→ **Work instruction**
Make an exact copy of all the data.

→ **Stored data**
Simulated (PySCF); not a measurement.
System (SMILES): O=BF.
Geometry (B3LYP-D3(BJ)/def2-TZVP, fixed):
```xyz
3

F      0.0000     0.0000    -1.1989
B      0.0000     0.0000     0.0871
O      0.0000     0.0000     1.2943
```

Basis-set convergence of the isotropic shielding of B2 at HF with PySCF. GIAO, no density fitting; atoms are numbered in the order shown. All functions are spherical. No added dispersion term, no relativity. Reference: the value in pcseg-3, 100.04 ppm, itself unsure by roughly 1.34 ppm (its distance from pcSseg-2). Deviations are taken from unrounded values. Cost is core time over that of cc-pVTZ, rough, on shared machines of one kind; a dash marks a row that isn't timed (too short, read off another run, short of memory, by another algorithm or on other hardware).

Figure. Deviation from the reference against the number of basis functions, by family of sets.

→ **Task solution**
Simulated (PySCF); not a measurement.
System (SMILES): O=BF.
Geometry (B3LYP-D3(BJ)/def2-TZVP, fixed):
```xyz
3

F      0.0000     0.0000    -1.1989
B      0.0000     0.0000     0.0871
O      0.0000     0.0000     1.2943
```

Basis-set convergence of the isotropic shielding of B2 at HF with PySCF. GIAO, no density fitting; atoms are numbered in the order shown. All functions are spherical. No added dispersion term, no relativity. Reference: the value in pcseg-3, 100.04 ppm, itself unsure by roughly 1.34 ppm (its distance from pcSseg-2). Deviations are taken from unrounded values. Cost is core time over that of cc-pVTZ, rough, on shared machines of one kind; a dash marks a row that isn't timed (too short, read off another run, short of memory, by another algorithm or on other hardware).

Figure. Deviation from the reference against the number of basis functions, by family of sets.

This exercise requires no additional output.